| WORK TASK |
Each line below is to be copied exactly as it appears.

=-=-=-=-=

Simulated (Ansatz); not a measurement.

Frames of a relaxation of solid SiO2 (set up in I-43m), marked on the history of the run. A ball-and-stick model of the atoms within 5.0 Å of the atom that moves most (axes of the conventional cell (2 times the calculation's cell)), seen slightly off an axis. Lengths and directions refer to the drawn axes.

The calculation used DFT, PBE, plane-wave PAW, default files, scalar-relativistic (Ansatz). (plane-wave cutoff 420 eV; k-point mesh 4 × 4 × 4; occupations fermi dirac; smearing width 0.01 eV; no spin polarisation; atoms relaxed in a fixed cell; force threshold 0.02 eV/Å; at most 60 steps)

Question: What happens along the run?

=-=-=-=-=

| WRITTEN REPLY |
Simulated (Ansatz); not a measurement.

Frames of a relaxation of solid SiO2 (set up in I-43m), marked on the history of the run. A ball-and-stick model of the atoms within 5.0 Å of the atom that moves most (axes of the conventional cell (2 times the calculation's cell)), seen slightly off an axis. Lengths and directions refer to the drawn axes.

The calculation used DFT, PBE, plane-wave PAW, default files, scalar-relativistic (Ansatz). (plane-wave cutoff 420 eV; k-point mesh 4 × 4 × 4; occupations fermi dirac; smearing width 0.01 eV; no spin polarisation; atoms relaxed in a fixed cell; force threshold 0.02 eV/Å; at most 60 steps)

Question: What happens along the run?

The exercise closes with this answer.